Set down, please, exactly the lines below that run from the line with "All numbers are" to the line with "the first run**", both lines included.

GIVEN DATA below:

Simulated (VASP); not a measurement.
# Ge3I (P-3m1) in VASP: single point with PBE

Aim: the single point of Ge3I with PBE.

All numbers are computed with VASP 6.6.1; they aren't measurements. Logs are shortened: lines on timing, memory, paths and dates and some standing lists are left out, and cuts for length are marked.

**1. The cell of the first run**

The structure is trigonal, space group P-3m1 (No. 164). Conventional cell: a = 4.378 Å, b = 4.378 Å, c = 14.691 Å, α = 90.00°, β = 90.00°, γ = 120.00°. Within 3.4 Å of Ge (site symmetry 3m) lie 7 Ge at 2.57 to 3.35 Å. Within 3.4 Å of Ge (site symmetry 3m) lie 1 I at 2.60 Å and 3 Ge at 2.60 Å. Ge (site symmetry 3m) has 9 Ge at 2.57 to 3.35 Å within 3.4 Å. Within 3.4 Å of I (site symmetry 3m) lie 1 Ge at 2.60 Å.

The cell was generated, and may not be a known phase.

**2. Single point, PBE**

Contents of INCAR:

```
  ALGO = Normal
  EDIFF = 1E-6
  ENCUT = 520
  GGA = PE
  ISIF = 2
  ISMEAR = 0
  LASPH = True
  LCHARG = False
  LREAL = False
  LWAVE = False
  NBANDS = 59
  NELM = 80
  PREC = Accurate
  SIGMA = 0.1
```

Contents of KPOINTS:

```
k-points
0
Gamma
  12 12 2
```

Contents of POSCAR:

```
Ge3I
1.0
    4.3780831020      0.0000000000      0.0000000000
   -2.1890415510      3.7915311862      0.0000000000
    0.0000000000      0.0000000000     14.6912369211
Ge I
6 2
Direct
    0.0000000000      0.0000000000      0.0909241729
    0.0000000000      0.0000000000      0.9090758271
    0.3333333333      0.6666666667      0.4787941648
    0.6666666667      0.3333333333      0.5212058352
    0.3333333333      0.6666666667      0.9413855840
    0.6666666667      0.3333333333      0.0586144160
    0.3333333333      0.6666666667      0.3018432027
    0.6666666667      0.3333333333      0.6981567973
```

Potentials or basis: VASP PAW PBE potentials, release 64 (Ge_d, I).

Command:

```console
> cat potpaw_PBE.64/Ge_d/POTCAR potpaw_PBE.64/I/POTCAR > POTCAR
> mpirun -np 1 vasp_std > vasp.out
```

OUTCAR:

End of GIVEN DATA.

**EXERCISE ANSWER**.
All numbers are computed with VASP 6.6.1; they aren't measurements. Logs are shortened: lines on timing, memory, paths and dates and some standing lists are left out, and cuts for length are marked.

**1. The cell of the first run**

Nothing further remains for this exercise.